Assigned task ->
Output nothing but the lines from the first line of the entries to the line with "The input as", inclusive, exactly as they read.

Record set ->
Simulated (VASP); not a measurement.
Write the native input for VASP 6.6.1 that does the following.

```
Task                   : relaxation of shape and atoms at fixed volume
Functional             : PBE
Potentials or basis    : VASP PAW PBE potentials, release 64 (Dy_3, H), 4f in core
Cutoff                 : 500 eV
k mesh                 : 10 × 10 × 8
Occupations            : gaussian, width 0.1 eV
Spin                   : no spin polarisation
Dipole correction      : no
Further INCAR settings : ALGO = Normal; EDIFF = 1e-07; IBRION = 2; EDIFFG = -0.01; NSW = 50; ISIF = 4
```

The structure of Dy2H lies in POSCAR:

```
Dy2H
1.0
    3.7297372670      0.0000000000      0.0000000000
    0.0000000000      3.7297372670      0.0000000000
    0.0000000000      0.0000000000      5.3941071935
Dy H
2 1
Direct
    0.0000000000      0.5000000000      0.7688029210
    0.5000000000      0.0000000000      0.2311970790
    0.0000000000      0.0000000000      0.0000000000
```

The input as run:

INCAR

Answer space ->
Simulated (VASP); not a measurement.
Write the native input for VASP 6.6.1 that does the following.

```
Task                   : relaxation of shape and atoms at fixed volume
Functional             : PBE
Potentials or basis    : VASP PAW PBE potentials, release 64 (Dy_3, H), 4f in core
Cutoff                 : 500 eV
k mesh                 : 10 × 10 × 8
Occupations            : gaussian, width 0.1 eV
Spin                   : no spin polarisation
Dipole correction      : no
Further INCAR settings : ALGO = Normal; EDIFF = 1e-07; IBRION = 2; EDIFFG = -0.01; NSW = 50; ISIF = 4
```

The structure of Dy2H lies in POSCAR:

```
Dy2H
1.0
    3.7297372670      0.0000000000      0.0000000000
    0.0000000000      3.7297372670      0.0000000000
    0.0000000000      0.0000000000      5.3941071935
Dy H
2 1
Direct
    0.0000000000      0.5000000000      0.7688029210
    0.5000000000      0.0000000000      0.2311970790
    0.0000000000      0.0000000000      0.0000000000
```

The input as run:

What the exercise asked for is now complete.